◆ ACTION ITEM ◆
Copy the lines below exactly. Start at the first and finish with the line containing "Computed, not measured;".

◆ DATASET EXTRACT ◆
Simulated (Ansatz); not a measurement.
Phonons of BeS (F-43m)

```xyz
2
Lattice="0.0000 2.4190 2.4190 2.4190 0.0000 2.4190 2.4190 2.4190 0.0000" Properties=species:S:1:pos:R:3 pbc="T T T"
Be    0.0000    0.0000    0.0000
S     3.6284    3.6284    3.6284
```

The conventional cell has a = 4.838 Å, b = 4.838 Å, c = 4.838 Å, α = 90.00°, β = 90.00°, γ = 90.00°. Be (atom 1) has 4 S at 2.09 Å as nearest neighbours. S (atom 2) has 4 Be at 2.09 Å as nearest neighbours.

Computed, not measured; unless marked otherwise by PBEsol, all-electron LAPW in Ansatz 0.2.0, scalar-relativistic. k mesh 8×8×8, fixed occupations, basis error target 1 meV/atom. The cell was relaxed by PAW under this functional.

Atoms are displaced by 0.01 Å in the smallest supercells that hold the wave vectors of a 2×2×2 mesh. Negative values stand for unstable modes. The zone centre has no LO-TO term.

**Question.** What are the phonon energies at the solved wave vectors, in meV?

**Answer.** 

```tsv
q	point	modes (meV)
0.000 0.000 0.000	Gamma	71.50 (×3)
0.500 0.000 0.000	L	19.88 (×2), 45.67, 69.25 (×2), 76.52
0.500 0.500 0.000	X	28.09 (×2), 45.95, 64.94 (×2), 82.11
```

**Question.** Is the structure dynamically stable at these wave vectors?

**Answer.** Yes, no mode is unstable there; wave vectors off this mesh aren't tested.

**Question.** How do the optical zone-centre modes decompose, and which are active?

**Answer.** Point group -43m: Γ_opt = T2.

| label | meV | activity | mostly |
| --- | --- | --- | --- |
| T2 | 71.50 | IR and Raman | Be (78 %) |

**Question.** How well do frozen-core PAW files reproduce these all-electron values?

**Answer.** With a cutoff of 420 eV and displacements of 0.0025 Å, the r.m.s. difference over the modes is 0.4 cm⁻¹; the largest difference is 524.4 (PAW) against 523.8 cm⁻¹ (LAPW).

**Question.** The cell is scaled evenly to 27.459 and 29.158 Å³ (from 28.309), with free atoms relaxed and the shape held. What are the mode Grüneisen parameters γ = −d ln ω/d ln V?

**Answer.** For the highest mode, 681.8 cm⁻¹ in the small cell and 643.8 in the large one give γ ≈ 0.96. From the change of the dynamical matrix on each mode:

◆ RESPONSE ◆
Simulated (Ansatz); not a measurement.
Phonons of BeS (F-43m)

```xyz
2
Lattice="0.0000 2.4190 2.4190 2.4190 0.0000 2.4190 2.4190 2.4190 0.0000" Properties=species:S:1:pos:R:3 pbc="T T T"
Be    0.0000    0.0000    0.0000
S     3.6284    3.6284    3.6284
```

The conventional cell has a = 4.838 Å, b = 4.838 Å, c = 4.838 Å, α = 90.00°, β = 90.00°, γ = 90.00°. Be (atom 1) has 4 S at 2.09 Å as nearest neighbours. S (atom 2) has 4 Be at 2.09 Å as nearest neighbours.

Computed, not measured; unless marked otherwise by PBEsol, all-electron LAPW in Ansatz 0.2.0, scalar-relativistic. k mesh 8×8×8, fixed occupations, basis error target 1 meV/atom. The cell was relaxed by PAW under this functional.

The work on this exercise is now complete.